■ **ACTIVITY**: An exact transcription of the lines below, from the first through the one containing "The questions are", is the only output wanted.

** Opening RECORDS SUPPLIED block **

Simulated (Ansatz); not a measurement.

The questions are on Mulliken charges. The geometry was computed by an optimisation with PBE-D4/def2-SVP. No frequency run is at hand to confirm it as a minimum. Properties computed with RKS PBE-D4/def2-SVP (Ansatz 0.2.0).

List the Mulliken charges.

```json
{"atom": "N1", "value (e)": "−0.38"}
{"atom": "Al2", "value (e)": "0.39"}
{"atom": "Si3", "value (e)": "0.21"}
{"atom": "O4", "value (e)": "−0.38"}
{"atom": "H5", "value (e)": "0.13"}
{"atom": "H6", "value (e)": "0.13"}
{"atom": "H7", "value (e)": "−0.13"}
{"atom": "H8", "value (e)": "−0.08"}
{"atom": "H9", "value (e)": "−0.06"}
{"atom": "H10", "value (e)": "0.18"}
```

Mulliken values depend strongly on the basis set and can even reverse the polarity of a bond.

** Closing RECORDS SUPPLIED block **

■ **WRITTEN REPLY**:
Simulated (Ansatz); not a measurement.

The questions are on Mulliken charges. The geometry was computed by an optimisation with PBE-D4/def2-SVP. No frequency run is at hand to confirm it as a minimum. Properties computed with RKS PBE-D4/def2-SVP (Ansatz 0.2.0).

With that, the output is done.